▶ _Assigned task_
Read the data and repeat all of it exactly.

▶ _Supplied records_
Segment Open
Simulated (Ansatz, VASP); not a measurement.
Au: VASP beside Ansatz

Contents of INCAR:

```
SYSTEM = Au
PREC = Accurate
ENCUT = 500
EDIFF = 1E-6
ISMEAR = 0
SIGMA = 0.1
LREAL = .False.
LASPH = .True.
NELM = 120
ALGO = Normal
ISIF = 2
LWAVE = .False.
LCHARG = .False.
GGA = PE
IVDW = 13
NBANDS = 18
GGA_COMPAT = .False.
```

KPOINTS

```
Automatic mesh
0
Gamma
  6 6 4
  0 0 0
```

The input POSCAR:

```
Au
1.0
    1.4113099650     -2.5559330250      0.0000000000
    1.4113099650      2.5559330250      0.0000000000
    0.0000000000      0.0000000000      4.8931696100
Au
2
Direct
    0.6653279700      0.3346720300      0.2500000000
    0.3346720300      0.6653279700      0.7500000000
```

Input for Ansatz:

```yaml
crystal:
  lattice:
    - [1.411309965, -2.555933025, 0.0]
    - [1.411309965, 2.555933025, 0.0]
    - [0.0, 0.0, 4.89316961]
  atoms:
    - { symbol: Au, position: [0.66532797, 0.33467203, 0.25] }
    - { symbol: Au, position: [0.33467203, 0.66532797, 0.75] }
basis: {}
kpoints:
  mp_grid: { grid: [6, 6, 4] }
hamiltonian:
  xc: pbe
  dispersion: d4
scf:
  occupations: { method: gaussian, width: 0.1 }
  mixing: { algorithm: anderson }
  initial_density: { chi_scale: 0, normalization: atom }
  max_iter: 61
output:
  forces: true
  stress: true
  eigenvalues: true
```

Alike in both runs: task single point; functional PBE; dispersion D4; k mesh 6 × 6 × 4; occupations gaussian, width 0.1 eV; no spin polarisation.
Segment Closed

▶ _Task result_
Simulated (Ansatz, VASP); not a measurement.
Au: VASP beside Ansatz

Contents of INCAR:

```
SYSTEM = Au
PREC = Accurate
ENCUT = 500
EDIFF = 1E-6
ISMEAR = 0
SIGMA = 0.1
LREAL = .False.
LASPH = .True.
NELM = 120
ALGO = Normal
ISIF = 2
LWAVE = .False.
LCHARG = .False.
GGA = PE
IVDW = 13
NBANDS = 18
GGA_COMPAT = .False.
```

KPOINTS

```
Automatic mesh
0
Gamma
  6 6 4
  0 0 0
```

The input POSCAR:

```
Au
1.0
    1.4113099650     -2.5559330250      0.0000000000
    1.4113099650      2.5559330250      0.0000000000
    0.0000000000      0.0000000000      4.8931696100
Au
2
Direct
    0.6653279700      0.3346720300      0.2500000000
    0.3346720300      0.6653279700      0.7500000000
```

Input for Ansatz:

```yaml
crystal:
  lattice:
    - [1.411309965, -2.555933025, 0.0]
    - [1.411309965, 2.555933025, 0.0]
    - [0.0, 0.0, 4.89316961]
  atoms:
    - { symbol: Au, position: [0.66532797, 0.33467203, 0.25] }
    - { symbol: Au, position: [0.33467203, 0.66532797, 0.75] }
basis: {}
kpoints:
  mp_grid: { grid: [6, 6, 4] }
hamiltonian:
  xc: pbe
  dispersion: d4
scf:
  occupations: { method: gaussian, width: 0.1 }
  mixing: { algorithm: anderson }
  initial_density: { chi_scale: 0, normalization: atom }
  max_iter: 61
output:
  forces: true
  stress: true
  eigenvalues: true
```

Alike in both runs: task single point; functional PBE; dispersion D4; k mesh 6 × 6 × 4; occupations gaussian, width 0.1 eV; no spin polarisation.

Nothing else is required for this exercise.